» WORK ITEM
Each record, in full, must be restated word for word.

» EXTRACTED MATERIAL
※
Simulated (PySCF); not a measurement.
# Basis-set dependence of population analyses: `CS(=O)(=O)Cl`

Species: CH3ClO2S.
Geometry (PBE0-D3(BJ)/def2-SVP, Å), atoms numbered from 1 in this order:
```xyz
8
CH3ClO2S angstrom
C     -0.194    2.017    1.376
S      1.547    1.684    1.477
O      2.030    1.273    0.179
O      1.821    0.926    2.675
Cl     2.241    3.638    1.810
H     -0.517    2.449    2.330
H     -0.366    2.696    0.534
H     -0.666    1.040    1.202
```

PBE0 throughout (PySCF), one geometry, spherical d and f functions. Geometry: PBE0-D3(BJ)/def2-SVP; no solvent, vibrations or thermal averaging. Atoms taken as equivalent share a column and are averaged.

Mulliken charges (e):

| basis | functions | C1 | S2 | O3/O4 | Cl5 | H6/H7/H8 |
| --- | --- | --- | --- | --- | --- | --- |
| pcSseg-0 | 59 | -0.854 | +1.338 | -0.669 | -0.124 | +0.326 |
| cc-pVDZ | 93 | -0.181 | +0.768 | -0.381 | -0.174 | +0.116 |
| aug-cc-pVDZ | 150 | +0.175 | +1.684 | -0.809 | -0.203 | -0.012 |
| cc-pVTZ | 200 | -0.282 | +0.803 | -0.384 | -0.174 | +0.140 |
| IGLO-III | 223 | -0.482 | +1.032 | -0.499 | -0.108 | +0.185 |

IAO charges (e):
※

» RESPONSE
Simulated (PySCF); not a measurement.
# Basis-set dependence of population analyses: `CS(=O)(=O)Cl`

Species: CH3ClO2S.
Geometry (PBE0-D3(BJ)/def2-SVP, Å), atoms numbered from 1 in this order:
```xyz
8
CH3ClO2S angstrom
C     -0.194    2.017    1.376
S      1.547    1.684    1.477
O      2.030    1.273    0.179
O      1.821    0.926    2.675
Cl     2.241    3.638    1.810
H     -0.517    2.449    2.330
H     -0.366    2.696    0.534
H     -0.666    1.040    1.202
```

PBE0 throughout (PySCF), one geometry, spherical d and f functions. Geometry: PBE0-D3(BJ)/def2-SVP; no solvent, vibrations or thermal averaging. Atoms taken as equivalent share a column and are averaged.

Mulliken charges (e):

| basis | functions | C1 | S2 | O3/O4 | Cl5 | H6/H7/H8 |
| --- | --- | --- | --- | --- | --- | --- |
| pcSseg-0 | 59 | -0.854 | +1.338 | -0.669 | -0.124 | +0.326 |
| cc-pVDZ | 93 | -0.181 | +0.768 | -0.381 | -0.174 | +0.116 |
| aug-cc-pVDZ | 150 | +0.175 | +1.684 | -0.809 | -0.203 | -0.012 |
| cc-pVTZ | 200 | -0.282 | +0.803 | -0.384 | -0.174 | +0.140 |
| IGLO-III | 223 | -0.482 | +1.032 | -0.499 | -0.108 | +0.185 |

IAO charges (e):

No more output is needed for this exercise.